Activity » All lines between the start of the listing below and the line containing "All values are", inclusive, must be repeated exactly.

Dataset entries »

* * * *

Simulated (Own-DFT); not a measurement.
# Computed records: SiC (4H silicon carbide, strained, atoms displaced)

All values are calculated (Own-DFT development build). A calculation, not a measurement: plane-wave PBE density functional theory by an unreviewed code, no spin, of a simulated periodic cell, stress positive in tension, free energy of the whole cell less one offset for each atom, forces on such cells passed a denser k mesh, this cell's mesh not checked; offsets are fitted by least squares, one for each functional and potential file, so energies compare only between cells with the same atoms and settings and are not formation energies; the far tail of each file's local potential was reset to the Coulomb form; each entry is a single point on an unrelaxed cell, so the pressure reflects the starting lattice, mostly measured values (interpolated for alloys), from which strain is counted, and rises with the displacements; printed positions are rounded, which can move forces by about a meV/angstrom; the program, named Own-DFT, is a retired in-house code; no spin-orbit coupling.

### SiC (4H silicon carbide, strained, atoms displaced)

* * * *

Task response »
Simulated (Own-DFT); not a measurement.
# Computed records: SiC (4H silicon carbide, strained, atoms displaced)

All values are calculated (Own-DFT development build). A calculation, not a measurement: plane-wave PBE density functional theory by an unreviewed code, no spin, of a simulated periodic cell, stress positive in tension, free energy of the whole cell less one offset for each atom, forces on such cells passed a denser k mesh, this cell's mesh not checked; offsets are fitted by least squares, one for each functional and potential file, so energies compare only between cells with the same atoms and settings and are not formation energies; the far tail of each file's local potential was reset to the Coulomb form; each entry is a single point on an unrelaxed cell, so the pressure reflects the starting lattice, mostly measured values (interpolated for alloys), from which strain is counted, and rises with the displacements; printed positions are rounded, which can move forces by about a meV/angstrom; the program, named Own-DFT, is a retired in-house code; no spin-orbit coupling.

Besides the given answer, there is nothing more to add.